■ WORK ITEM ■
Using the entries that follow, write out the line containing "Alike in all", the line containing "Task: Estimate the missing entries.", and every line between them, exactly and nothing else.

MATERIAL PROVIDED START

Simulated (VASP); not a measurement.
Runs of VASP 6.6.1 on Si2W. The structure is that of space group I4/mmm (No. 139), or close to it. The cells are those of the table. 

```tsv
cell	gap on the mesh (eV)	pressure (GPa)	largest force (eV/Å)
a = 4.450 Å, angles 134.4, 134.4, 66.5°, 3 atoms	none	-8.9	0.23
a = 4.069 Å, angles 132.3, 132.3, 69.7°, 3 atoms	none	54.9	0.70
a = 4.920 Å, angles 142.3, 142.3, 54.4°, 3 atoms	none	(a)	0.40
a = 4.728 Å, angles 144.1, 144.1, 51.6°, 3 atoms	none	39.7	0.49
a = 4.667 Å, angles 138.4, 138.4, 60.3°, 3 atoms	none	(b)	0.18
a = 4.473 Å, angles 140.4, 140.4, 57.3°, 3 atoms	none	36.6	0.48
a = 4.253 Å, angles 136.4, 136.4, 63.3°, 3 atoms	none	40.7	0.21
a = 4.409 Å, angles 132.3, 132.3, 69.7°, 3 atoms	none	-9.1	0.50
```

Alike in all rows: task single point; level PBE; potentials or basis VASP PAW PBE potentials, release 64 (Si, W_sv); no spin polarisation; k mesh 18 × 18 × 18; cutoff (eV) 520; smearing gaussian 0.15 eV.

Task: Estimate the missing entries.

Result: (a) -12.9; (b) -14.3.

MATERIAL PROVIDED END

■ EXERCISE SOLUTION ■
Alike in all rows: task single point; level PBE; potentials or basis VASP PAW PBE potentials, release 64 (Si, W_sv); no spin polarisation; k mesh 18 × 18 × 18; cutoff (eV) 520; smearing gaussian 0.15 eV.

Task: Estimate the missing entries.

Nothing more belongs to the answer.